*Assignment*
Below is a listing; restate from it, character for character, the lines beginning at the line holding "- program: PySCF" and ending at the line holding "(H(C5)) | 129.5 (C5) |", both included.

*Entries shown*
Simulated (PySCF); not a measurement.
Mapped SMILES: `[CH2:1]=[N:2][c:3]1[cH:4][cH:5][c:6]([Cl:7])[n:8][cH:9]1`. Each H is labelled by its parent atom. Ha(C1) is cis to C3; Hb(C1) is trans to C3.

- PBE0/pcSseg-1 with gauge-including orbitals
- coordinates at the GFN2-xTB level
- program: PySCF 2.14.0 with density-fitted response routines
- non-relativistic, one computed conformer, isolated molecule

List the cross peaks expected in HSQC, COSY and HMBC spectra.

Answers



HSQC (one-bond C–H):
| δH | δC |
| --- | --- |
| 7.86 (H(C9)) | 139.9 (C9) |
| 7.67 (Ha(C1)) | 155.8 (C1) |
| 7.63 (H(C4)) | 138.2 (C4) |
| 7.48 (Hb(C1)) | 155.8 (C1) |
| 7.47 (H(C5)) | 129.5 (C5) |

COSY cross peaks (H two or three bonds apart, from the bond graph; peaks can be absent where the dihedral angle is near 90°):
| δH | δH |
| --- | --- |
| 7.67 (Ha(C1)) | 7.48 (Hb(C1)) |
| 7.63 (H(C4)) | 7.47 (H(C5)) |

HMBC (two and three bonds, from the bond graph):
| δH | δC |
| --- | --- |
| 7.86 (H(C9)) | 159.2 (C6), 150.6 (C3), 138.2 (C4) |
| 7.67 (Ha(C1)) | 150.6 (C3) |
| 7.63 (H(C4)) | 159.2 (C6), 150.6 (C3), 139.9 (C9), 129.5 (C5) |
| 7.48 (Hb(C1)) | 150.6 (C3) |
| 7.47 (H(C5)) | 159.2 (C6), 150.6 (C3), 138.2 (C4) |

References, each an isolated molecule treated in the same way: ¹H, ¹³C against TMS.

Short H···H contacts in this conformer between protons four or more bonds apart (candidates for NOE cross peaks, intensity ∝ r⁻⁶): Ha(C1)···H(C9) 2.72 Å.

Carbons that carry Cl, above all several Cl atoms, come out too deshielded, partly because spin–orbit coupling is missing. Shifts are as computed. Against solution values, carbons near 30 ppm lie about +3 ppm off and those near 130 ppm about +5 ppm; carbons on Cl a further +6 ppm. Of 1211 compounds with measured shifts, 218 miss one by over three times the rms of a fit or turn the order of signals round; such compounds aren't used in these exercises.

*Solution*
- program: PySCF 2.14.0 with density-fitted response routines
- non-relativistic, one computed conformer, isolated molecule

List the cross peaks expected in HSQC, COSY and HMBC spectra.

Answers



HSQC (one-bond C–H):
| δH | δC |
| --- | --- |
| 7.86 (H(C9)) | 139.9 (C9) |
| 7.67 (Ha(C1)) | 155.8 (C1) |
| 7.63 (H(C4)) | 138.2 (C4) |
| 7.48 (Hb(C1)) | 155.8 (C1) |
| 7.47 (H(C5)) | 129.5 (C5) |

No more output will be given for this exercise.